The lines from the start of the records through the one containing "df = -52.5794 kHz" are to be restated word for word; please include both ends.

[[ Stored data, beginning ]]

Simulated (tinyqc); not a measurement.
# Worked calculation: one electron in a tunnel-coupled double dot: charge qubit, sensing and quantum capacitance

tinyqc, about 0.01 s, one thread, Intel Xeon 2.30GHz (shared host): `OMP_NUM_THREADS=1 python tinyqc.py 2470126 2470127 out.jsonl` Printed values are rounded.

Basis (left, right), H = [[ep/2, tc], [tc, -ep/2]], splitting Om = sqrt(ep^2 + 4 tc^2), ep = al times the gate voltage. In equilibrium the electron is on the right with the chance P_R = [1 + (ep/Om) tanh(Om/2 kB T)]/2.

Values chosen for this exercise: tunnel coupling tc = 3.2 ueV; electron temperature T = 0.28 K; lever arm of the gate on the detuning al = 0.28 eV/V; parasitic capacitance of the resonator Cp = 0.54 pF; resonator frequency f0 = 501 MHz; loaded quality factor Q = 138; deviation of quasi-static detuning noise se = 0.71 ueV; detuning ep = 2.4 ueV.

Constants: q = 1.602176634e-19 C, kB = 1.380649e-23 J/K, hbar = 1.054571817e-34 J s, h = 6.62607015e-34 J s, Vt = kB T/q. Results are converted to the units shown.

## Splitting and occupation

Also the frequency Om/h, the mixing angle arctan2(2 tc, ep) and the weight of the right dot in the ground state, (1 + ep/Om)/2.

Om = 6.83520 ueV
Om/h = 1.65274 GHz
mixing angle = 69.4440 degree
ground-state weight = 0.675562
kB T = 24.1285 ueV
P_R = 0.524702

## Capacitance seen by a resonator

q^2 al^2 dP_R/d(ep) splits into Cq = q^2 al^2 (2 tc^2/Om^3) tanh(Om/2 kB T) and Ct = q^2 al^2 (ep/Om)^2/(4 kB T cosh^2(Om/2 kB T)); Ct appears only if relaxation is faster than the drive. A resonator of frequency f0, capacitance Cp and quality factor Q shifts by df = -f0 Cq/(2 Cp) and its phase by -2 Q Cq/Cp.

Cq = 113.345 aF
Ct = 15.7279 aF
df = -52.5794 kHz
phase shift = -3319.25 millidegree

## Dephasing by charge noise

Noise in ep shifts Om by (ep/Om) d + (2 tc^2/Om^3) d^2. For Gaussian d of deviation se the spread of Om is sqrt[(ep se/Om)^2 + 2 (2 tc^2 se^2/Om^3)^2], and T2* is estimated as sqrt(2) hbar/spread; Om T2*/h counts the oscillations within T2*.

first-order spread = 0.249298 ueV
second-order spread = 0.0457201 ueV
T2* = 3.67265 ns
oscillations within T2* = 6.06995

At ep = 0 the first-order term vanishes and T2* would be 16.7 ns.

[[ Stored data, end ]]

Task response
Simulated (tinyqc); not a measurement.
# Worked calculation: one electron in a tunnel-coupled double dot: charge qubit, sensing and quantum capacitance

tinyqc, about 0.01 s, one thread, Intel Xeon 2.30GHz (shared host): `OMP_NUM_THREADS=1 python tinyqc.py 2470126 2470127 out.jsonl` Printed values are rounded.

Basis (left, right), H = [[ep/2, tc], [tc, -ep/2]], splitting Om = sqrt(ep^2 + 4 tc^2), ep = al times the gate voltage. In equilibrium the electron is on the right with the chance P_R = [1 + (ep/Om) tanh(Om/2 kB T)]/2.

Values chosen for this exercise: tunnel coupling tc = 3.2 ueV; electron temperature T = 0.28 K; lever arm of the gate on the detuning al = 0.28 eV/V; parasitic capacitance of the resonator Cp = 0.54 pF; resonator frequency f0 = 501 MHz; loaded quality factor Q = 138; deviation of quasi-static detuning noise se = 0.71 ueV; detuning ep = 2.4 ueV.

Constants: q = 1.602176634e-19 C, kB = 1.380649e-23 J/K, hbar = 1.054571817e-34 J s, h = 6.62607015e-34 J s, Vt = kB T/q. Results are converted to the units shown.

## Splitting and occupation

Also the frequency Om/h, the mixing angle arctan2(2 tc, ep) and the weight of the right dot in the ground state, (1 + ep/Om)/2.

Om = 6.83520 ueV
Om/h = 1.65274 GHz
mixing angle = 69.4440 degree
ground-state weight = 0.675562
kB T = 24.1285 ueV
P_R = 0.524702

## Capacitance seen by a resonator

q^2 al^2 dP_R/d(ep) splits into Cq = q^2 al^2 (2 tc^2/Om^3) tanh(Om/2 kB T) and Ct = q^2 al^2 (ep/Om)^2/(4 kB T cosh^2(Om/2 kB T)); Ct appears only if relaxation is faster than the drive. A resonator of frequency f0, capacitance Cp and quality factor Q shifts by df = -f0 Cq/(2 Cp) and its phase by -2 Q Cq/Cp.

Cq = 113.345 aF
Ct = 15.7279 aF
df = -52.5794 kHz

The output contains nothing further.